<<<<

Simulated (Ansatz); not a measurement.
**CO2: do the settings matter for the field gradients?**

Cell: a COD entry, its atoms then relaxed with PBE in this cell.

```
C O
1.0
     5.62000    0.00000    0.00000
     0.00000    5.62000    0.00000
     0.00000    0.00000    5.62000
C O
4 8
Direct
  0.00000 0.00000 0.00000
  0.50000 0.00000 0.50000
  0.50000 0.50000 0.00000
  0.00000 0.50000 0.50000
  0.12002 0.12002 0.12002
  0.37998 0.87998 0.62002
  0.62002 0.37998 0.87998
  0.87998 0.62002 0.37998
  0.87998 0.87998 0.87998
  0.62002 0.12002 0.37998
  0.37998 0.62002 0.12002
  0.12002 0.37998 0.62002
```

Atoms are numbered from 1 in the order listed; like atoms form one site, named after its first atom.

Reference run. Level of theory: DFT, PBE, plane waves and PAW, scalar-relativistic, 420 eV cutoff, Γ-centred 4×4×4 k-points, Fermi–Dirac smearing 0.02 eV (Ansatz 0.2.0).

>>>>

The full set of records is to be written out once more, word for word.

> RESPONSE BOX:
Simulated (Ansatz); not a measurement.
**CO2: do the settings matter for the field gradients?**

Cell: a COD entry, its atoms then relaxed with PBE in this cell.

```
C O
1.0
     5.62000    0.00000    0.00000
     0.00000    5.62000    0.00000
     0.00000    0.00000    5.62000
C O
4 8
Direct
  0.00000 0.00000 0.00000
  0.50000 0.00000 0.50000
  0.50000 0.50000 0.00000
  0.00000 0.50000 0.50000
  0.12002 0.12002 0.12002
  0.37998 0.87998 0.62002
  0.62002 0.37998 0.87998
  0.87998 0.62002 0.37998
  0.87998 0.87998 0.87998
  0.62002 0.12002 0.37998
  0.37998 0.62002 0.12002
  0.12002 0.37998 0.62002
```

Atoms are numbered from 1 in the order listed; like atoms form one site, named after its first atom.

Reference run. Level of theory: DFT, PBE, plane waves and PAW, scalar-relativistic, 420 eV cutoff, Γ-centred 4×4×4 k-points, Fermi–Dirac smearing 0.02 eV (Ansatz 0.2.0).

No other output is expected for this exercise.